◆ **WORK REQUEST**: Copy out the data in full, keeping each line exactly as it reads.

PROVIDED RECORDS below:

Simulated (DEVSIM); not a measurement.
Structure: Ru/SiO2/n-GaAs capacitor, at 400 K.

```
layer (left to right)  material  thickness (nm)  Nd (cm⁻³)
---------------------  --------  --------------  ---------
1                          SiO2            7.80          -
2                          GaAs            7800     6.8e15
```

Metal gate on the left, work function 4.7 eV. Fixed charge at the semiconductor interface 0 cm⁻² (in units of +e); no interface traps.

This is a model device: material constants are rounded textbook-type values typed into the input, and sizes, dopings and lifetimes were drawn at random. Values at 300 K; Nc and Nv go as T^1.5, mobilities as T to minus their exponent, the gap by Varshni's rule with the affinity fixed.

End of PROVIDED RECORDS.

◆ **PROBLEM SOLUTION**:
Simulated (DEVSIM); not a measurement.
Structure: Ru/SiO2/n-GaAs capacitor, at 400 K.

```
layer (left to right)  material  thickness (nm)  Nd (cm⁻³)
---------------------  --------  --------------  ---------
1                          SiO2            7.80          -
2                          GaAs            7800     6.8e15
```

Metal gate on the left, work function 4.7 eV. Fixed charge at the semiconductor interface 0 cm⁻² (in units of +e); no interface traps.

This is a model device: material constants are rounded textbook-type values typed into the input, and sizes, dopings and lifetimes were drawn at random. Values at 300 K; Nc and Nv go as T^1.5, mobilities as T to minus their exponent, the gap by Varshni's rule with the affinity fixed.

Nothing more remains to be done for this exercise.